Print the listing below exactly.

*** Opening of Provided data ***

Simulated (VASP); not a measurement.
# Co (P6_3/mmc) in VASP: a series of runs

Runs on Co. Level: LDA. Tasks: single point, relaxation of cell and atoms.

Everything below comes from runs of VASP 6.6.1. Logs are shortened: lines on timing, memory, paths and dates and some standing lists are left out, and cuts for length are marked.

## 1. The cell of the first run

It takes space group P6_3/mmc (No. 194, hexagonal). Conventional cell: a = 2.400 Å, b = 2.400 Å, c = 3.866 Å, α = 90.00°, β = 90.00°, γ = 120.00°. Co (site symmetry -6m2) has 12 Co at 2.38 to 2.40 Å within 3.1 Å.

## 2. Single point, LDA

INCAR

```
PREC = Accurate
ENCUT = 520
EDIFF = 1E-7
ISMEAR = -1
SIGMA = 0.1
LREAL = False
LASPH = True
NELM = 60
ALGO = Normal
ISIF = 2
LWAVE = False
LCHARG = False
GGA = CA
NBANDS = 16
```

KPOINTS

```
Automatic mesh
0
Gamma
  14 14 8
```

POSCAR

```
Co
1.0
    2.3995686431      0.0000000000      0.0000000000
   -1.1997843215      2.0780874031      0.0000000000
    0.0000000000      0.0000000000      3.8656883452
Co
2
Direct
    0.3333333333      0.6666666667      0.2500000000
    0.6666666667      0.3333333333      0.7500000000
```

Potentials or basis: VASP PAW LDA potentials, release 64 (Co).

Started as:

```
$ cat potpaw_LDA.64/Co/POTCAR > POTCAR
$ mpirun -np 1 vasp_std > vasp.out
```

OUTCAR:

*** Close of Provided data ***

◆ Answer space ◆
Simulated (VASP); not a measurement.
# Co (P6_3/mmc) in VASP: a series of runs

Runs on Co. Level: LDA. Tasks: single point, relaxation of cell and atoms.

Everything below comes from runs of VASP 6.6.1. Logs are shortened: lines on timing, memory, paths and dates and some standing lists are left out, and cuts for length are marked.

## 1. The cell of the first run

It takes space group P6_3/mmc (No. 194, hexagonal). Conventional cell: a = 2.400 Å, b = 2.400 Å, c = 3.866 Å, α = 90.00°, β = 90.00°, γ = 120.00°. Co (site symmetry -6m2) has 12 Co at 2.38 to 2.40 Å within 3.1 Å.

## 2. Single point, LDA

INCAR

```
PREC = Accurate
ENCUT = 520
EDIFF = 1E-7
ISMEAR = -1
SIGMA = 0.1
LREAL = False
LASPH = True
NELM = 60
ALGO = Normal
ISIF = 2
LWAVE = False
LCHARG = False
GGA = CA
NBANDS = 16
```

KPOINTS

```
Automatic mesh
0
Gamma
  14 14 8
```

POSCAR

```
Co
1.0
    2.3995686431      0.0000000000      0.0000000000
   -1.1997843215      2.0780874031      0.0000000000
    0.0000000000      0.0000000000      3.8656883452
Co
2
Direct
    0.3333333333      0.6666666667      0.2500000000
    0.6666666667      0.3333333333      0.7500000000
```

Potentials or basis: VASP PAW LDA potentials, release 64 (Co).

Started as:

```
$ cat potpaw_LDA.64/Co/POTCAR > POTCAR
$ mpirun -np 1 vasp_std > vasp.out
```

OUTCAR:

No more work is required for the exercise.